**REQUIREMENT:** Of all the entries below, retype only the lines from the one with "## Step 1: The cell of the first run" through the one with "Symmetry: Pbca, No.", exactly as they appear.

(RECORD SET Opens)

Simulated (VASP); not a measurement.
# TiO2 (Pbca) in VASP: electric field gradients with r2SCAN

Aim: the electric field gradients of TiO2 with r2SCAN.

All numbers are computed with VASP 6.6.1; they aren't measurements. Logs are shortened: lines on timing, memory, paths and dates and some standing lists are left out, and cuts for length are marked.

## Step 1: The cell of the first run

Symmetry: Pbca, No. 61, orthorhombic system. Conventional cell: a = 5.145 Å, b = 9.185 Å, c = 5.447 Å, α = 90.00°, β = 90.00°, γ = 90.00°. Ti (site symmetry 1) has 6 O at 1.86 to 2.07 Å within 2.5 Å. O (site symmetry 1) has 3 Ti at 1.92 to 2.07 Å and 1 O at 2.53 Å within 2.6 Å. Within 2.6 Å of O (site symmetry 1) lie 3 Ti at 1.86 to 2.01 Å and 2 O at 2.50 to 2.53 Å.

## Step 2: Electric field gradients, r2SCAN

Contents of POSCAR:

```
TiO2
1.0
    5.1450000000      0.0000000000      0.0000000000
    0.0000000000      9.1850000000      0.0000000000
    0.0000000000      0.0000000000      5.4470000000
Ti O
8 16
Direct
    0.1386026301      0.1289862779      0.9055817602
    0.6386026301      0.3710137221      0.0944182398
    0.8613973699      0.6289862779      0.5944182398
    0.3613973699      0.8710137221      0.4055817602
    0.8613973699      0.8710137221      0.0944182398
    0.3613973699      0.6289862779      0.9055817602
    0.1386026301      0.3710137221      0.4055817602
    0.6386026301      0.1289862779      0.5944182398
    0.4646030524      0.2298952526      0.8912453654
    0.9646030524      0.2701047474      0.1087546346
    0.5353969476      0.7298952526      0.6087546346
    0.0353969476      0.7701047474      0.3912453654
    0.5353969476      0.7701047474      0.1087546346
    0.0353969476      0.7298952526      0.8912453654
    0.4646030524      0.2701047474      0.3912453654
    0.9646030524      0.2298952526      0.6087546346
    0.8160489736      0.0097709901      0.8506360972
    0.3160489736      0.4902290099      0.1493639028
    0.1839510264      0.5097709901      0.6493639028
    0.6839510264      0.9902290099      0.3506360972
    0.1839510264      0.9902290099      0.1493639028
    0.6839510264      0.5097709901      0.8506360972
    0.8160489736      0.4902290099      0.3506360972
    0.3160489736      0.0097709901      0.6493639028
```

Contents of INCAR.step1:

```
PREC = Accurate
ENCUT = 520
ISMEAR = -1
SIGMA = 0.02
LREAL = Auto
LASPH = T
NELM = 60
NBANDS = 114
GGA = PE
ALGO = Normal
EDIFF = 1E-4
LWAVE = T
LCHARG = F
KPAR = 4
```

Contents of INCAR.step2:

(RECORD SET Closes)

**WRITTEN ANSWER:**
## Step 1: The cell of the first run

Symmetry: Pbca, No. 61, orthorhombic system. Conventional cell: a = 5.145 Å, b = 9.185 Å, c = 5.447 Å, α = 90.00°, β = 90.00°, γ = 90.00°. Ti (site symmetry 1) has 6 O at 1.86 to 2.07 Å within 2.5 Å. O (site symmetry 1) has 3 Ti at 1.92 to 2.07 Å and 1 O at 2.53 Å within 2.6 Å. Within 2.6 Å of O (site symmetry 1) lie 3 Ti at 1.86 to 2.01 Å and 2 O at 2.50 to 2.53 Å.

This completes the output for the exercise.